START DATA PROVIDED

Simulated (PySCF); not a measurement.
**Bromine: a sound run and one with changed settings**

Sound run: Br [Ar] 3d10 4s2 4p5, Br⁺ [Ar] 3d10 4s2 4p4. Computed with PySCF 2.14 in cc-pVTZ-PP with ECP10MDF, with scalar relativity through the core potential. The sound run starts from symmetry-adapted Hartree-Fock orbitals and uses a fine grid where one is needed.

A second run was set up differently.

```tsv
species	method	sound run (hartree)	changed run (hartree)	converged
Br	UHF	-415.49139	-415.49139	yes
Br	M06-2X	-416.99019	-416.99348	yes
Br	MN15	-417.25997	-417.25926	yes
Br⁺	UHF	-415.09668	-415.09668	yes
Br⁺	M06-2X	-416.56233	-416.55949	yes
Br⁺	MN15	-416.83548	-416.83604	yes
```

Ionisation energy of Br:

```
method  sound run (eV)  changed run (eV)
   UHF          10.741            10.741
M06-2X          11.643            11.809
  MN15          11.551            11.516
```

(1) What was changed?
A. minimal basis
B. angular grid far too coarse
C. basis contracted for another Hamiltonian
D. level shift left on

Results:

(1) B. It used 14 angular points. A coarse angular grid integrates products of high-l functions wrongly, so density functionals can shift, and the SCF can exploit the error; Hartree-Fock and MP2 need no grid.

END DATA PROVIDED

WORK REQUEST: A word-for-word copy of the entries, from the first line through the line containing "(1) What was changed?", is the whole answer.

WRITTEN RESPONSE:
Simulated (PySCF); not a measurement.
**Bromine: a sound run and one with changed settings**

Sound run: Br [Ar] 3d10 4s2 4p5, Br⁺ [Ar] 3d10 4s2 4p4. Computed with PySCF 2.14 in cc-pVTZ-PP with ECP10MDF, with scalar relativity through the core potential. The sound run starts from symmetry-adapted Hartree-Fock orbitals and uses a fine grid where one is needed.

A second run was set up differently.

```tsv
species	method	sound run (hartree)	changed run (hartree)	converged
Br	UHF	-415.49139	-415.49139	yes
Br	M06-2X	-416.99019	-416.99348	yes
Br	MN15	-417.25997	-417.25926	yes
Br⁺	UHF	-415.09668	-415.09668	yes
Br⁺	M06-2X	-416.56233	-416.55949	yes
Br⁺	MN15	-416.83548	-416.83604	yes
```

Ionisation energy of Br:

```
method  sound run (eV)  changed run (eV)
   UHF          10.741            10.741
M06-2X          11.643            11.809
  MN15          11.551            11.516
```

(1) What was changed?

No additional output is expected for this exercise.